→ **SOURCE INFORMATION**
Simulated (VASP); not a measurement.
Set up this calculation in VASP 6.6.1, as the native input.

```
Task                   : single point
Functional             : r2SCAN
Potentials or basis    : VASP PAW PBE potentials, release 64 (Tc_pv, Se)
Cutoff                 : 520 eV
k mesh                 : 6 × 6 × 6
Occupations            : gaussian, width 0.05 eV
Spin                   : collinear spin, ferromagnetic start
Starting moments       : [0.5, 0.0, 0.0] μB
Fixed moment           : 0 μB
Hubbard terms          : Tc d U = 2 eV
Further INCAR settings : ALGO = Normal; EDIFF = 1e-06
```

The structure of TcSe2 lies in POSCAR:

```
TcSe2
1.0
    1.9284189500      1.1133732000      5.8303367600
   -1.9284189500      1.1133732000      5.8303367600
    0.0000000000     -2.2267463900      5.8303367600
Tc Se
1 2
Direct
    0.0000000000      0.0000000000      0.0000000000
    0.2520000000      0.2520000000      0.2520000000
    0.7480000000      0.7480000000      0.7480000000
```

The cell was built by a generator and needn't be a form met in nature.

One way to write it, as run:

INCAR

→ **BRIEF**
Restate verbatim all lines from the start of the data through the line containing "One way to write", with both ends kept.

→ **WRITTEN ANSWER**
Simulated (VASP); not a measurement.
Set up this calculation in VASP 6.6.1, as the native input.

```
Task                   : single point
Functional             : r2SCAN
Potentials or basis    : VASP PAW PBE potentials, release 64 (Tc_pv, Se)
Cutoff                 : 520 eV
k mesh                 : 6 × 6 × 6
Occupations            : gaussian, width 0.05 eV
Spin                   : collinear spin, ferromagnetic start
Starting moments       : [0.5, 0.0, 0.0] μB
Fixed moment           : 0 μB
Hubbard terms          : Tc d U = 2 eV
Further INCAR settings : ALGO = Normal; EDIFF = 1e-06
```

The structure of TcSe2 lies in POSCAR:

```
TcSe2
1.0
    1.9284189500      1.1133732000      5.8303367600
   -1.9284189500      1.1133732000      5.8303367600
    0.0000000000     -2.2267463900      5.8303367600
Tc Se
1 2
Direct
    0.0000000000      0.0000000000      0.0000000000
    0.2520000000      0.2520000000      0.2520000000
    0.7480000000      0.7480000000      0.7480000000
```

The cell was built by a generator and needn't be a form met in nature.

One way to write it, as run:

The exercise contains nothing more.